• DATA LISTING:
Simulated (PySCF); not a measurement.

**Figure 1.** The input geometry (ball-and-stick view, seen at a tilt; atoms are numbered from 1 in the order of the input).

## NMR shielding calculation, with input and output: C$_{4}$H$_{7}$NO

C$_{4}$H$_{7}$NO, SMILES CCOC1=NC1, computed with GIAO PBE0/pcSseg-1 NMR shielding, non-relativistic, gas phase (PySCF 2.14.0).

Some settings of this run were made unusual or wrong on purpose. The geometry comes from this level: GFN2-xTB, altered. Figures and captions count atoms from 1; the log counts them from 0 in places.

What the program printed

• ACTIVITY: Retype the whole of the listing. Nothing may be altered or omitted.

• EXPECTED ANSWER:
Simulated (PySCF); not a measurement.

**Figure 1.** The input geometry (ball-and-stick view, seen at a tilt; atoms are numbered from 1 in the order of the input).

## NMR shielding calculation, with input and output: C$_{4}$H$_{7}$NO

C$_{4}$H$_{7}$NO, SMILES CCOC1=NC1, computed with GIAO PBE0/pcSseg-1 NMR shielding, non-relativistic, gas phase (PySCF 2.14.0).

Some settings of this run were made unusual or wrong on purpose. The geometry comes from this level: GFN2-xTB, altered. Figures and captions count atoms from 1; the log counts them from 0 in places.

What the program printed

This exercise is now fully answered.